***** Input data *****
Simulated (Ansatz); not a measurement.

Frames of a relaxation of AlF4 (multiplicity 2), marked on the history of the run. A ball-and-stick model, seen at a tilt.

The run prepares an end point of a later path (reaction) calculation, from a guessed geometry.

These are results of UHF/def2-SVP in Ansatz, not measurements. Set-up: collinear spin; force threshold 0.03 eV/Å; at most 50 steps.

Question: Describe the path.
*****

== Activity ==
Transcribe every record verbatim.

== Task output ==
Simulated (Ansatz); not a measurement.

Frames of a relaxation of AlF4 (multiplicity 2), marked on the history of the run. A ball-and-stick model, seen at a tilt.

The run prepares an end point of a later path (reaction) calculation, from a guessed geometry.

These are results of UHF/def2-SVP in Ansatz, not measurements. Set-up: collinear spin; force threshold 0.03 eV/Å; at most 50 steps.

Question: Describe the path.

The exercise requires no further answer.